Action item: Take the data that follows and return it exactly.

========================
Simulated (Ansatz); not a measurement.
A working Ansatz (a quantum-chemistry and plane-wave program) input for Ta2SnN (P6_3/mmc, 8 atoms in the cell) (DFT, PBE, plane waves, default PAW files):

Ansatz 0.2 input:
========================

Result:
Simulated (Ansatz); not a measurement.
A working Ansatz (a quantum-chemistry and plane-wave program) input for Ta2SnN (P6_3/mmc, 8 atoms in the cell) (DFT, PBE, plane waves, default PAW files):

Ansatz 0.2 input:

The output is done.